Extracted data ▸
===
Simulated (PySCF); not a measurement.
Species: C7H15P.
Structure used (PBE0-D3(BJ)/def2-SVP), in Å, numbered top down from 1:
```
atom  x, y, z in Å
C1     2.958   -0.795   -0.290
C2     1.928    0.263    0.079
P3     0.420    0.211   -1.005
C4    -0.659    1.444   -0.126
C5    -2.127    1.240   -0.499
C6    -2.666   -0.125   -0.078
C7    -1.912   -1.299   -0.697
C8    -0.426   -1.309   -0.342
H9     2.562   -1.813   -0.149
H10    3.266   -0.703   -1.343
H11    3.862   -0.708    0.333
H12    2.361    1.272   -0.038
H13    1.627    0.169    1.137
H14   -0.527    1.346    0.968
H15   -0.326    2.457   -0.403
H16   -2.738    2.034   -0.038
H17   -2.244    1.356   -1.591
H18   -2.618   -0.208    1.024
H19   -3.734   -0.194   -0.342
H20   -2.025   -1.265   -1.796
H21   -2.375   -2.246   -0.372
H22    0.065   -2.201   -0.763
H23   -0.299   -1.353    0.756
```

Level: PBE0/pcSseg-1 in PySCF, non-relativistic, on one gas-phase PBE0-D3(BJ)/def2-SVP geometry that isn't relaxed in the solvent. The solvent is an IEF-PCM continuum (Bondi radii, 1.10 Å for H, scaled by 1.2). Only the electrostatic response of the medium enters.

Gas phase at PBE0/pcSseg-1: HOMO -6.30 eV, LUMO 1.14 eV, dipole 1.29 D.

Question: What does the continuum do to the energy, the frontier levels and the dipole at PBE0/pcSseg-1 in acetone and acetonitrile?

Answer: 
===

Work order ▸
The entries above are to be transcribed in full and without error.

Reply ▸
Simulated (PySCF); not a measurement.
Species: C7H15P.
Structure used (PBE0-D3(BJ)/def2-SVP), in Å, numbered top down from 1:
```
atom  x, y, z in Å
C1     2.958   -0.795   -0.290
C2     1.928    0.263    0.079
P3     0.420    0.211   -1.005
C4    -0.659    1.444   -0.126
C5    -2.127    1.240   -0.499
C6    -2.666   -0.125   -0.078
C7    -1.912   -1.299   -0.697
C8    -0.426   -1.309   -0.342
H9     2.562   -1.813   -0.149
H10    3.266   -0.703   -1.343
H11    3.862   -0.708    0.333
H12    2.361    1.272   -0.038
H13    1.627    0.169    1.137
H14   -0.527    1.346    0.968
H15   -0.326    2.457   -0.403
H16   -2.738    2.034   -0.038
H17   -2.244    1.356   -1.591
H18   -2.618   -0.208    1.024
H19   -3.734   -0.194   -0.342
H20   -2.025   -1.265   -1.796
H21   -2.375   -2.246   -0.372
H22    0.065   -2.201   -0.763
H23   -0.299   -1.353    0.756
```

Level: PBE0/pcSseg-1 in PySCF, non-relativistic, on one gas-phase PBE0-D3(BJ)/def2-SVP geometry that isn't relaxed in the solvent. The solvent is an IEF-PCM continuum (Bondi radii, 1.10 Å for H, scaled by 1.2). Only the electrostatic response of the medium enters.

Gas phase at PBE0/pcSseg-1: HOMO -6.30 eV, LUMO 1.14 eV, dipole 1.29 D.

Question: What does the continuum do to the energy, the frontier levels and the dipole at PBE0/pcSseg-1 in acetone and acetonitrile?

Answer: 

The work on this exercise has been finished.